- _Brief_: Restate word for word the lines of the entries below, starting with the line that holds "Base settings: ecutwfc" and ending with the line that holds "The second cell", and no others.

- _Data shown_:
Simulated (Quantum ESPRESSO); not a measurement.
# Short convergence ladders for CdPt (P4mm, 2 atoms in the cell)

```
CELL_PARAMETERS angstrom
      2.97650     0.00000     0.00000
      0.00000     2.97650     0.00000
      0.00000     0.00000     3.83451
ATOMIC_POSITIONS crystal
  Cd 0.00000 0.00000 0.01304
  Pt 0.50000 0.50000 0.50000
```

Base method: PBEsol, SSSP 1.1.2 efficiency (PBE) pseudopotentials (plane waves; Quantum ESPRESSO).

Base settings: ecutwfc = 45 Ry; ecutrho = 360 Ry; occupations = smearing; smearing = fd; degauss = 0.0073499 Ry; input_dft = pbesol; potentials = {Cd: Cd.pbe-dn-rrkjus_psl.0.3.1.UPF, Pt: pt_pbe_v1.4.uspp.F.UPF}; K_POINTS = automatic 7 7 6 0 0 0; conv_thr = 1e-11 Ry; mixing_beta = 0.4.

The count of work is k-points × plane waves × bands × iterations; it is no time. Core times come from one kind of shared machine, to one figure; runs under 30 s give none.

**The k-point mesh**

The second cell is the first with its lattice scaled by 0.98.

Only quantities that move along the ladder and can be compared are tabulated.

- _Your solution_:
Base settings: ecutwfc = 45 Ry; ecutrho = 360 Ry; occupations = smearing; smearing = fd; degauss = 0.0073499 Ry; input_dft = pbesol; potentials = {Cd: Cd.pbe-dn-rrkjus_psl.0.3.1.UPF, Pt: pt_pbe_v1.4.uspp.F.UPF}; K_POINTS = automatic 7 7 6 0 0 0; conv_thr = 1e-11 Ry; mixing_beta = 0.4.

The count of work is k-points × plane waves × bands × iterations; it is no time. Core times come from one kind of shared machine, to one figure; runs under 30 s give none.

**The k-point mesh**

The second cell is the first with its lattice scaled by 0.98.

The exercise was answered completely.